● Activity:
Nothing but the data, repeated exactly, belongs in the answer.

*** Opening Supplied entries ***
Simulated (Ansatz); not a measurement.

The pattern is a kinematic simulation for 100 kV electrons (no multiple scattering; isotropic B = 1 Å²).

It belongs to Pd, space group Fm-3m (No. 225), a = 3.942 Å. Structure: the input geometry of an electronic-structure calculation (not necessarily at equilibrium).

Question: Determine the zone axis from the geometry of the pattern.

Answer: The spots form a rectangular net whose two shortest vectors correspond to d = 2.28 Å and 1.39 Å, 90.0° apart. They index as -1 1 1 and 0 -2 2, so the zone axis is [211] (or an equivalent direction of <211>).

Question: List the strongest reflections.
*** Closing Supplied entries ***

● Your solution:
Simulated (Ansatz); not a measurement.

The pattern is a kinematic simulation for 100 kV electrons (no multiple scattering; isotropic B = 1 Å²).

It belongs to Pd, space group Fm-3m (No. 225), a = 3.942 Å. Structure: the input geometry of an electronic-structure calculation (not necessarily at equilibrium).

Question: Determine the zone axis from the geometry of the pattern.

Answer: The spots form a rectangular net whose two shortest vectors correspond to d = 2.28 Å and 1.39 Å, 90.0° apart. They index as -1 1 1 and 0 -2 2, so the zone axis is [211] (or an equivalent direction of <211>).

Question: List the strongest reflections.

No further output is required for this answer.